** ENTRIES SHOWN **
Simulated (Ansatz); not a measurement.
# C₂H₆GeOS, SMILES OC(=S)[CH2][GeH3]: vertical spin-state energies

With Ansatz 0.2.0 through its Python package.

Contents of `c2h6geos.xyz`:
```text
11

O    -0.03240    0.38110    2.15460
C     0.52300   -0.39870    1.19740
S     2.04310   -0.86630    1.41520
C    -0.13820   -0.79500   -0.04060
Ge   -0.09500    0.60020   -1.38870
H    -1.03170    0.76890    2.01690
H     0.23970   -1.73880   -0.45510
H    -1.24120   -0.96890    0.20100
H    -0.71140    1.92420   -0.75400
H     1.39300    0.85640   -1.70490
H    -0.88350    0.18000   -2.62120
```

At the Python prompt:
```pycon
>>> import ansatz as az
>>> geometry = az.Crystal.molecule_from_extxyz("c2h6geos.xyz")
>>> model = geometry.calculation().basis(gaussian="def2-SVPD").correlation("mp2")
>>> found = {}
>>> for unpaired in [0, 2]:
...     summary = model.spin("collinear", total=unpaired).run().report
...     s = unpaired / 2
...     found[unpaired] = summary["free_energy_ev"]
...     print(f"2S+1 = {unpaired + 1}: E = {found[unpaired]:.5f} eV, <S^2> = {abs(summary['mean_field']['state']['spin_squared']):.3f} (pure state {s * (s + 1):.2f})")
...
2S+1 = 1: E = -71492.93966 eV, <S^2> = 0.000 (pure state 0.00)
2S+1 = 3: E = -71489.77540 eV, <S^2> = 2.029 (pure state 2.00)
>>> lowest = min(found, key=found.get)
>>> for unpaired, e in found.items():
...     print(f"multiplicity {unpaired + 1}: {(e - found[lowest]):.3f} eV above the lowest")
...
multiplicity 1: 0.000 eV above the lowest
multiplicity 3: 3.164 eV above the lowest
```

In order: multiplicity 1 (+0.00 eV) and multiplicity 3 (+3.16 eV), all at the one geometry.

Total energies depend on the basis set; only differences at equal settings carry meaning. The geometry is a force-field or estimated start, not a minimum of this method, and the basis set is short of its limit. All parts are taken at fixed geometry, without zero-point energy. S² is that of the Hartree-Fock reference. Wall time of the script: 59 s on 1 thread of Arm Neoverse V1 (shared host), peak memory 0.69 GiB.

** WORK ITEM **
Return exactly the lines that run from the top of the listing above to the line containing "In order: multiplicity", please, keeping both end lines and leaving out everything else.

** TASK RESULT **
Simulated (Ansatz); not a measurement.
# C₂H₆GeOS, SMILES OC(=S)[CH2][GeH3]: vertical spin-state energies

With Ansatz 0.2.0 through its Python package.

Contents of `c2h6geos.xyz`:
```text
11

O    -0.03240    0.38110    2.15460
C     0.52300   -0.39870    1.19740
S     2.04310   -0.86630    1.41520
C    -0.13820   -0.79500   -0.04060
Ge   -0.09500    0.60020   -1.38870
H    -1.03170    0.76890    2.01690
H     0.23970   -1.73880   -0.45510
H    -1.24120   -0.96890    0.20100
H    -0.71140    1.92420   -0.75400
H     1.39300    0.85640   -1.70490
H    -0.88350    0.18000   -2.62120
```

At the Python prompt:
```pycon
>>> import ansatz as az
>>> geometry = az.Crystal.molecule_from_extxyz("c2h6geos.xyz")
>>> model = geometry.calculation().basis(gaussian="def2-SVPD").correlation("mp2")
>>> found = {}
>>> for unpaired in [0, 2]:
...     summary = model.spin("collinear", total=unpaired).run().report
...     s = unpaired / 2
...     found[unpaired] = summary["free_energy_ev"]
...     print(f"2S+1 = {unpaired + 1}: E = {found[unpaired]:.5f} eV, <S^2> = {abs(summary['mean_field']['state']['spin_squared']):.3f} (pure state {s * (s + 1):.2f})")
...
2S+1 = 1: E = -71492.93966 eV, <S^2> = 0.000 (pure state 0.00)
2S+1 = 3: E = -71489.77540 eV, <S^2> = 2.029 (pure state 2.00)
>>> lowest = min(found, key=found.get)
>>> for unpaired, e in found.items():
...     print(f"multiplicity {unpaired + 1}: {(e - found[lowest]):.3f} eV above the lowest")
...
multiplicity 1: 0.000 eV above the lowest
multiplicity 3: 3.164 eV above the lowest
```

In order: multiplicity 1 (+0.00 eV) and multiplicity 3 (+3.16 eV), all at the one geometry.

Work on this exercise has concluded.